_WORK ORDER_
Below are some entries. Reproduce them word for word.

INFORMATION Block Start

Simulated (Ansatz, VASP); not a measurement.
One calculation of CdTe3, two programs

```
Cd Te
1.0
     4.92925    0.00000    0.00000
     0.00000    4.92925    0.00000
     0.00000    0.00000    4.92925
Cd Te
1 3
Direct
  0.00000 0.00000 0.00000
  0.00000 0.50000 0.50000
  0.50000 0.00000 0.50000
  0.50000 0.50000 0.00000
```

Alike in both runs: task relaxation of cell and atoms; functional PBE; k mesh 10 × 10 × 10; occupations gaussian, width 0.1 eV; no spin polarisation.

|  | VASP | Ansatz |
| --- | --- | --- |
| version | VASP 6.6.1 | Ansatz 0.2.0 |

INFORMATION Block End

_WRITTEN SOLUTION_
Simulated (Ansatz, VASP); not a measurement.
One calculation of CdTe3, two programs

```
Cd Te
1.0
     4.92925    0.00000    0.00000
     0.00000    4.92925    0.00000
     0.00000    0.00000    4.92925
Cd Te
1 3
Direct
  0.00000 0.00000 0.00000
  0.00000 0.50000 0.50000
  0.50000 0.00000 0.50000
  0.50000 0.50000 0.00000
```

Alike in both runs: task relaxation of cell and atoms; functional PBE; k mesh 10 × 10 × 10; occupations gaussian, width 0.1 eV; no spin polarisation.

|  | VASP | Ansatz |
| --- | --- | --- |
| version | VASP 6.6.1 | Ansatz 0.2.0 |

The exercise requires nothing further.